● **Task item**
Beginning with the opening line, restate the following material exactly, up through the line that contains "## 1. The structure to begin with".

[Start of section]

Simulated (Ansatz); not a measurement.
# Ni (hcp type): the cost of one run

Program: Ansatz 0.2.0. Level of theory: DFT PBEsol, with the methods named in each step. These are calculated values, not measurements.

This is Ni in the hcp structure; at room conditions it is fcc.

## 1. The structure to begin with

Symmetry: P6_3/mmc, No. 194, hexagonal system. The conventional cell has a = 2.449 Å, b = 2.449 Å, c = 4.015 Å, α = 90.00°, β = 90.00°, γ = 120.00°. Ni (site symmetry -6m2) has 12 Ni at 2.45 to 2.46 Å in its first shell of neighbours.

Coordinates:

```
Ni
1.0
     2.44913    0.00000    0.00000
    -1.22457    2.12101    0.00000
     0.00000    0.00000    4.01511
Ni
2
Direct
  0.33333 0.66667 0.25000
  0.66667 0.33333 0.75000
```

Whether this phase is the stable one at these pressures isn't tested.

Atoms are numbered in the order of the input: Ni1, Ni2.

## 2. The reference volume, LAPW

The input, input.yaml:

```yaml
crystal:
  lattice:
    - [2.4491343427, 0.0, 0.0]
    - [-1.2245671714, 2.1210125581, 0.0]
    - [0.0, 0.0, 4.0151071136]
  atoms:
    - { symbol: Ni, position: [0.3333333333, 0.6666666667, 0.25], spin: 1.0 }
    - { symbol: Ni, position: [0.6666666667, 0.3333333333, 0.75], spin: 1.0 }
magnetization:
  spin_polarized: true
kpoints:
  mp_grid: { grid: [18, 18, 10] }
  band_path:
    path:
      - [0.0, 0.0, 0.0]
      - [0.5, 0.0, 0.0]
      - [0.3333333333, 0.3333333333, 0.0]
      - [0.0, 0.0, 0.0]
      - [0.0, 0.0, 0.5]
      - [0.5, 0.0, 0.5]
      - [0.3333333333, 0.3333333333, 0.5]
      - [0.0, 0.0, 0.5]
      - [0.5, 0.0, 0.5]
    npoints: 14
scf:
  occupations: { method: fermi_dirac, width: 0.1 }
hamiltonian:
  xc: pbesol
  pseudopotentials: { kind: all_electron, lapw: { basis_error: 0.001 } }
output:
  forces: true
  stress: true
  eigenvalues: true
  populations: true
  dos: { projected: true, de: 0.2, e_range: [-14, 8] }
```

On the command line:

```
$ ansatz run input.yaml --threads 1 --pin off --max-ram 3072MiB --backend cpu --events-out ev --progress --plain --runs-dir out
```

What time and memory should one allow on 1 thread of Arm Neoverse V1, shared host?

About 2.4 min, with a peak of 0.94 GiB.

[End of section]

● **Written reply**
Simulated (Ansatz); not a measurement.
# Ni (hcp type): the cost of one run

Program: Ansatz 0.2.0. Level of theory: DFT PBEsol, with the methods named in each step. These are calculated values, not measurements.

This is Ni in the hcp structure; at room conditions it is fcc.

## 1. The structure to begin with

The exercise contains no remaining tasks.